** Opening Provided material block **

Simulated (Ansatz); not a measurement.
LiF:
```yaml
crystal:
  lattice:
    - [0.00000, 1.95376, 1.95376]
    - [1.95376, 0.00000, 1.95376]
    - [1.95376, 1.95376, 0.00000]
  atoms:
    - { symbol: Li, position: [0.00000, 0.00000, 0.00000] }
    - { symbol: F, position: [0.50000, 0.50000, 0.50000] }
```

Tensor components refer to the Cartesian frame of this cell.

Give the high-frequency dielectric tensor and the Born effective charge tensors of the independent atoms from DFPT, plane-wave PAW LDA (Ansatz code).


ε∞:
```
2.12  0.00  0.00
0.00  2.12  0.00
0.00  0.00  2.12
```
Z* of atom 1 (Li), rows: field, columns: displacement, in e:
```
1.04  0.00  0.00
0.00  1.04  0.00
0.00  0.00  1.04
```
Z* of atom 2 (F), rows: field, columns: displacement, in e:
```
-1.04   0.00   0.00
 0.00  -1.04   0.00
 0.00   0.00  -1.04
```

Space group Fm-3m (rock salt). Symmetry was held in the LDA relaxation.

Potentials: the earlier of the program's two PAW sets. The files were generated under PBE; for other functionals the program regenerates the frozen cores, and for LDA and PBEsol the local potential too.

** Closing Provided material block **

### Exercise
Exactly as they appear, please write out the lines from the opening of the listing above down to the line containing "Tensor components refer", with both end lines included.

### Answer box
Simulated (Ansatz); not a measurement.
LiF:
```yaml
crystal:
  lattice:
    - [0.00000, 1.95376, 1.95376]
    - [1.95376, 0.00000, 1.95376]
    - [1.95376, 1.95376, 0.00000]
  atoms:
    - { symbol: Li, position: [0.00000, 0.00000, 0.00000] }
    - { symbol: F, position: [0.50000, 0.50000, 0.50000] }
```

Tensor components refer to the Cartesian frame of this cell.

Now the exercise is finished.